**LISTED ENTRIES**
⁂

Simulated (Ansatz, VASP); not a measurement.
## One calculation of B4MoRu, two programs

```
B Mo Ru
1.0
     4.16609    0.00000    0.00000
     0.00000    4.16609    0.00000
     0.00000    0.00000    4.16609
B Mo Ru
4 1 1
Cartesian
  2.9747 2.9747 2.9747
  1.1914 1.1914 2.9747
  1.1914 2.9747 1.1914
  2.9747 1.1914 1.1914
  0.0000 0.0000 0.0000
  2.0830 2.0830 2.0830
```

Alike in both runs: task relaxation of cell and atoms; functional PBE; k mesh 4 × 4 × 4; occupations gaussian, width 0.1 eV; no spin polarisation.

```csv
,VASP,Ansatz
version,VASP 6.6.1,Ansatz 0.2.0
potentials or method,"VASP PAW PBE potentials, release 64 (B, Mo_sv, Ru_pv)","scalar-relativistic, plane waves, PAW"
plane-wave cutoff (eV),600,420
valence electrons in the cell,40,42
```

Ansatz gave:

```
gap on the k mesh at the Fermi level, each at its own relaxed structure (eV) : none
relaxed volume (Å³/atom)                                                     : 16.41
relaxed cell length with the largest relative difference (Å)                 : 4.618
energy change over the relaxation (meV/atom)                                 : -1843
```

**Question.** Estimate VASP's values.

⁂

**REQUIRED ACTION**
Each entry is to be given again, exactly as it stands.

**WRITTEN SOLUTION**
Simulated (Ansatz, VASP); not a measurement.
## One calculation of B4MoRu, two programs

```
B Mo Ru
1.0
     4.16609    0.00000    0.00000
     0.00000    4.16609    0.00000
     0.00000    0.00000    4.16609
B Mo Ru
4 1 1
Cartesian
  2.9747 2.9747 2.9747
  1.1914 1.1914 2.9747
  1.1914 2.9747 1.1914
  2.9747 1.1914 1.1914
  0.0000 0.0000 0.0000
  2.0830 2.0830 2.0830
```

Alike in both runs: task relaxation of cell and atoms; functional PBE; k mesh 4 × 4 × 4; occupations gaussian, width 0.1 eV; no spin polarisation.

```csv
,VASP,Ansatz
version,VASP 6.6.1,Ansatz 0.2.0
potentials or method,"VASP PAW PBE potentials, release 64 (B, Mo_sv, Ru_pv)","scalar-relativistic, plane waves, PAW"
plane-wave cutoff (eV),600,420
valence electrons in the cell,40,42
```

Ansatz gave:

```
gap on the k mesh at the Fermi level, each at its own relaxed structure (eV) : none
relaxed volume (Å³/atom)                                                     : 16.41
relaxed cell length with the largest relative difference (Å)                 : 4.618
energy change over the relaxation (meV/atom)                                 : -1843
```

**Question.** Estimate VASP's values.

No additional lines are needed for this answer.